-*-

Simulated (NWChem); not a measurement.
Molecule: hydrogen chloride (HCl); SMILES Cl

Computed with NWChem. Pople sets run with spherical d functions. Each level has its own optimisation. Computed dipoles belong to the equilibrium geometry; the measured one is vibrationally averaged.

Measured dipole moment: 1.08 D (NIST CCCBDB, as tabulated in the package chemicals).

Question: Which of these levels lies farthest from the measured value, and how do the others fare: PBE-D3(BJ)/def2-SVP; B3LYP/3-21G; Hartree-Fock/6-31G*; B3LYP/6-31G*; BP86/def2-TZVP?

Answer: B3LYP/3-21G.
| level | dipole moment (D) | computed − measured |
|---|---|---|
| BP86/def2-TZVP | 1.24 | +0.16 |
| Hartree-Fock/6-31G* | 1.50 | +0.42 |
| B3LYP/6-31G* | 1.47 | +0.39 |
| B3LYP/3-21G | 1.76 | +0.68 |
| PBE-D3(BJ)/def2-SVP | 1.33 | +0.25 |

-*-

• **Action item**:
Reproduce, please, the lines of the material from its first line down to the line containing "Molecule: hydrogen chloride (HCl); SMILES Cl", keeping both ends and nothing beyond them.

• **Answer area**:
Simulated (NWChem); not a measurement.
Molecule: hydrogen chloride (HCl); SMILES Cl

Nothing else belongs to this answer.